> [Activity]: From the opening line of the records through the line bearing "from the codes.", set down every line exactly.

——

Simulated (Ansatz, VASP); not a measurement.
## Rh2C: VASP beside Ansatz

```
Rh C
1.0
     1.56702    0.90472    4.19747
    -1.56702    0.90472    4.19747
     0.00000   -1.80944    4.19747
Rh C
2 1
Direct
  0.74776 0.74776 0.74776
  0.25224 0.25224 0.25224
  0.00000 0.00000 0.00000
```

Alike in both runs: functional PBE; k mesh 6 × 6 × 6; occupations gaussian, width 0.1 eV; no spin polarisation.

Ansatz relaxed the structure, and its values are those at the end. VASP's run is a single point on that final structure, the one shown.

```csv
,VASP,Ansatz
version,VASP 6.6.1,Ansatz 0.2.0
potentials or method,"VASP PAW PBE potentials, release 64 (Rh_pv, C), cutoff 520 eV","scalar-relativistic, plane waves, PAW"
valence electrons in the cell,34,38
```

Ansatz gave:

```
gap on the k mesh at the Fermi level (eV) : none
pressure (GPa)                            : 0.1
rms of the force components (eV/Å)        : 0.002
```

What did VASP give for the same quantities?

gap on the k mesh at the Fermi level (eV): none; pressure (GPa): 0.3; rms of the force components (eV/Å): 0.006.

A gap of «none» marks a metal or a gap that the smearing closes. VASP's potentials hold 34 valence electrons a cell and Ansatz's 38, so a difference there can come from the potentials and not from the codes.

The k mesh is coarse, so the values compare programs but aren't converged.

——

> [Written reply]:
Simulated (Ansatz, VASP); not a measurement.
## Rh2C: VASP beside Ansatz

```
Rh C
1.0
     1.56702    0.90472    4.19747
    -1.56702    0.90472    4.19747
     0.00000   -1.80944    4.19747
Rh C
2 1
Direct
  0.74776 0.74776 0.74776
  0.25224 0.25224 0.25224
  0.00000 0.00000 0.00000
```

Alike in both runs: functional PBE; k mesh 6 × 6 × 6; occupations gaussian, width 0.1 eV; no spin polarisation.

Ansatz relaxed the structure, and its values are those at the end. VASP's run is a single point on that final structure, the one shown.

```csv
,VASP,Ansatz
version,VASP 6.6.1,Ansatz 0.2.0
potentials or method,"VASP PAW PBE potentials, release 64 (Rh_pv, C), cutoff 520 eV","scalar-relativistic, plane waves, PAW"
valence electrons in the cell,34,38
```

Ansatz gave:

```
gap on the k mesh at the Fermi level (eV) : none
pressure (GPa)                            : 0.1
rms of the force components (eV/Å)        : 0.002
```

What did VASP give for the same quantities?

gap on the k mesh at the Fermi level (eV): none; pressure (GPa): 0.3; rms of the force components (eV/Å): 0.006.

A gap of «none» marks a metal or a gap that the smearing closes. VASP's potentials hold 34 valence electrons a cell and Ansatz's 38, so a difference there can come from the potentials and not from the codes.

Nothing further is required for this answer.